▼

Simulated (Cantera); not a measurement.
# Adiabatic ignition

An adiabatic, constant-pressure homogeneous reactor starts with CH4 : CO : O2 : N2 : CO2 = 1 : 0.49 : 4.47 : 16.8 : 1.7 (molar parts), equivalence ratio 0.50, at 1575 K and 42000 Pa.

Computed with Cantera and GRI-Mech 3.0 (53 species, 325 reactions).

▲

Each line of the data is to be restated exactly.

Simulated (Cantera); not a measurement.
# Adiabatic ignition

An adiabatic, constant-pressure homogeneous reactor starts with CH4 : CO : O2 : N2 : CO2 = 1 : 0.49 : 4.47 : 16.8 : 1.7 (molar parts), equivalence ratio 0.50, at 1575 K and 42000 Pa.

Computed with Cantera and GRI-Mech 3.0 (53 species, 325 reactions).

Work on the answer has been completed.